* Assigned task:
Your answer must be an exact copy of every record.

☆ ☆ ☆ ☆ ☆ ☆ ☆

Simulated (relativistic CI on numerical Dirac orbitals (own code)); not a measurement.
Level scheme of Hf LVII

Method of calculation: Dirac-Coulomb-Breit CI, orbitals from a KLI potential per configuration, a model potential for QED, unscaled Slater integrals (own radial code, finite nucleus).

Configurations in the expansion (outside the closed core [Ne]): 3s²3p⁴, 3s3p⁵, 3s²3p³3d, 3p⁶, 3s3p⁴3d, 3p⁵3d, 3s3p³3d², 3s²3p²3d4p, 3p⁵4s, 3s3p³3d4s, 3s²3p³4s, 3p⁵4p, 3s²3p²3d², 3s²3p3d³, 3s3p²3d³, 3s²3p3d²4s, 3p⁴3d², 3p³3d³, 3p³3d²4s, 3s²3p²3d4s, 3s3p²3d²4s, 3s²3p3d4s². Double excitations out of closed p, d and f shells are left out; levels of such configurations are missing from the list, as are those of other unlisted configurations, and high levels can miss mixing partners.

☆ ☆ ☆ ☆ ☆ ☆ ☆

* Task result:
Simulated (relativistic CI on numerical Dirac orbitals (own code)); not a measurement.
Level scheme of Hf LVII

Method of calculation: Dirac-Coulomb-Breit CI, orbitals from a KLI potential per configuration, a model potential for QED, unscaled Slater integrals (own radial code, finite nucleus).

Configurations in the expansion (outside the closed core [Ne]): 3s²3p⁴, 3s3p⁵, 3s²3p³3d, 3p⁶, 3s3p⁴3d, 3p⁵3d, 3s3p³3d², 3s²3p²3d4p, 3p⁵4s, 3s3p³3d4s, 3s²3p³4s, 3p⁵4p, 3s²3p²3d², 3s²3p3d³, 3s3p²3d³, 3s²3p3d²4s, 3p⁴3d², 3p³3d³, 3p³3d²4s, 3s²3p²3d4s, 3s3p²3d²4s, 3s²3p3d4s². Double excitations out of closed p, d and f shells are left out; levels of such configurations are missing from the list, as are those of other unlisted configurations, and high levels can miss mixing partners.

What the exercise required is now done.